### WORK REQUEST
The lines from the start of the records through the one containing "-1.688298 | not run |" are to be transcribed exactly, and nothing else.

==================================================
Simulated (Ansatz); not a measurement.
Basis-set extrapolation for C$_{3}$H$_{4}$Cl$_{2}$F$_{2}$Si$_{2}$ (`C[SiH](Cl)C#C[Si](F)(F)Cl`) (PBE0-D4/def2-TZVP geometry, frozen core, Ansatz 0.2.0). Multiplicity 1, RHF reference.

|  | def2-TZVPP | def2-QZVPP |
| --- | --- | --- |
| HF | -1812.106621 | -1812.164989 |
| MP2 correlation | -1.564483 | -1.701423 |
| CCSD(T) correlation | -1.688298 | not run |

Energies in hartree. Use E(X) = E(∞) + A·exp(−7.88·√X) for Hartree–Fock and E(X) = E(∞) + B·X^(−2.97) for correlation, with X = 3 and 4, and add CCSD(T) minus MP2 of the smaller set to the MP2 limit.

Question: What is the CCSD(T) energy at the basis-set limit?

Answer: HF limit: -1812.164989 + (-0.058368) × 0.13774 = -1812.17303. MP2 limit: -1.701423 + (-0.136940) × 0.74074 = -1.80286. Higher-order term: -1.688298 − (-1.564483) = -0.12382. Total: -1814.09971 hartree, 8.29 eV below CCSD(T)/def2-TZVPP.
==================================================

### ANSWER BOX
Simulated (Ansatz); not a measurement.
Basis-set extrapolation for C$_{3}$H$_{4}$Cl$_{2}$F$_{2}$Si$_{2}$ (`C[SiH](Cl)C#C[Si](F)(F)Cl`) (PBE0-D4/def2-TZVP geometry, frozen core, Ansatz 0.2.0). Multiplicity 1, RHF reference.

|  | def2-TZVPP | def2-QZVPP |
| --- | --- | --- |
| HF | -1812.106621 | -1812.164989 |
| MP2 correlation | -1.564483 | -1.701423 |
| CCSD(T) correlation | -1.688298 | not run |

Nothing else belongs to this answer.